====== Recorded information ======
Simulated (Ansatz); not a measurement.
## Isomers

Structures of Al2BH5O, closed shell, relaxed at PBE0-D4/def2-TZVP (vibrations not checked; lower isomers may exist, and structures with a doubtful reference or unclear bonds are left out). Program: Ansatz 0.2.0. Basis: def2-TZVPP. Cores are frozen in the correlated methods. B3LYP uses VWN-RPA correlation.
======

## [Activity]
Every line of the listing must be written out again exactly.

## [Written solution]
Simulated (Ansatz); not a measurement.
## Isomers

Structures of Al2BH5O, closed shell, relaxed at PBE0-D4/def2-TZVP (vibrations not checked; lower isomers may exist, and structures with a doubtful reference or unclear bonds are left out). Program: Ansatz 0.2.0. Basis: def2-TZVPP. Cores are frozen in the correlated methods. B3LYP uses VWN-RPA correlation.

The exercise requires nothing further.